• [Extracted information]:
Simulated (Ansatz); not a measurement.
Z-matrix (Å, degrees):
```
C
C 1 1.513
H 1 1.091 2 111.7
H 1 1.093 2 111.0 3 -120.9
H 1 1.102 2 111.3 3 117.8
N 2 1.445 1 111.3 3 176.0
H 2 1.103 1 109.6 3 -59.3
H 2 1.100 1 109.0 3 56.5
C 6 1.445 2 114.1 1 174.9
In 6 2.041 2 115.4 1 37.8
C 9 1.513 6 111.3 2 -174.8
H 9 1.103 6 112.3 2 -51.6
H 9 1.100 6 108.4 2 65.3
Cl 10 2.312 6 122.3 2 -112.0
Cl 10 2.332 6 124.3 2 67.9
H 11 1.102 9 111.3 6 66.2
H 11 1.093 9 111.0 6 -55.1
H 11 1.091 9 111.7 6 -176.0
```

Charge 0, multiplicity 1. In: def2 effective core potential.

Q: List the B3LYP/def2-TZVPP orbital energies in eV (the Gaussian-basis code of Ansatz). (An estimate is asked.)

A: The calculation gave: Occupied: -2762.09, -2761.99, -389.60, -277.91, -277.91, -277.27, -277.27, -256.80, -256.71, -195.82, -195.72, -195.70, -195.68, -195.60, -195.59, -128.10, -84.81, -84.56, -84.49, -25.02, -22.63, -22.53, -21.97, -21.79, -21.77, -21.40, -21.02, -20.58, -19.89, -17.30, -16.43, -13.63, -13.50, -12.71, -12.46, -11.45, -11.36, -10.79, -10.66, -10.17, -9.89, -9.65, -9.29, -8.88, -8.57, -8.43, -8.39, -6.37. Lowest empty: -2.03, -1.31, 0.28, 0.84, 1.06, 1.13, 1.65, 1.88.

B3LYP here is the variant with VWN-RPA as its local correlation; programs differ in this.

• [Exercise]:
Reproduce the lines of the entries above from the one with "Charge 0, multiplicity" to the one with "A: The calculation", both included, exactly and without any other line.

• [Your solution]:
Charge 0, multiplicity 1. In: def2 effective core potential.

Q: List the B3LYP/def2-TZVPP orbital energies in eV (the Gaussian-basis code of Ansatz). (An estimate is asked.)

A: The calculation gave: Occupied: -2762.09, -2761.99, -389.60, -277.91, -277.91, -277.27, -277.27, -256.80, -256.71, -195.82, -195.72, -195.70, -195.68, -195.60, -195.59, -128.10, -84.81, -84.56, -84.49, -25.02, -22.63, -22.53, -21.97, -21.79, -21.77, -21.40, -21.02, -20.58, -19.89, -17.30, -16.43, -13.63, -13.50, -12.71, -12.46, -11.45, -11.36, -10.79, -10.66, -10.17, -9.89, -9.65, -9.29, -8.88, -8.57, -8.43, -8.39, -6.37. Lowest empty: -2.03, -1.31, 0.28, 0.84, 1.06, 1.13, 1.65, 1.88.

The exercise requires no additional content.